**Brief:** Reproduce the listing that follows, line for line.

•••

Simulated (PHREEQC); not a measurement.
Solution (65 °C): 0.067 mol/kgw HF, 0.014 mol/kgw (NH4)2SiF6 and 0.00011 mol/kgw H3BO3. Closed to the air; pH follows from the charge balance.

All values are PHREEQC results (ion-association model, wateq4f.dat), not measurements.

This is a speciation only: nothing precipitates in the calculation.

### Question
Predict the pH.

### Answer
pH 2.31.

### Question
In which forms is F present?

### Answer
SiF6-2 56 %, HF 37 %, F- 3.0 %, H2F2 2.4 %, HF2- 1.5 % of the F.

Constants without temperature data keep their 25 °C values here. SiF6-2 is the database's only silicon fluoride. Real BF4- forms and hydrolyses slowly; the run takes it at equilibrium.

•••

**Task response:**
Simulated (PHREEQC); not a measurement.
Solution (65 °C): 0.067 mol/kgw HF, 0.014 mol/kgw (NH4)2SiF6 and 0.00011 mol/kgw H3BO3. Closed to the air; pH follows from the charge balance.

All values are PHREEQC results (ion-association model, wateq4f.dat), not measurements.

This is a speciation only: nothing precipitates in the calculation.

### Question
Predict the pH.

### Answer
pH 2.31.

### Question
In which forms is F present?

### Answer
SiF6-2 56 %, HF 37 %, F- 3.0 %, H2F2 2.4 %, HF2- 1.5 % of the F.

Constants without temperature data keep their 25 °C values here. SiF6-2 is the database's only silicon fluoride. Real BF4- forms and hydrolyses slowly; the run takes it at equilibrium.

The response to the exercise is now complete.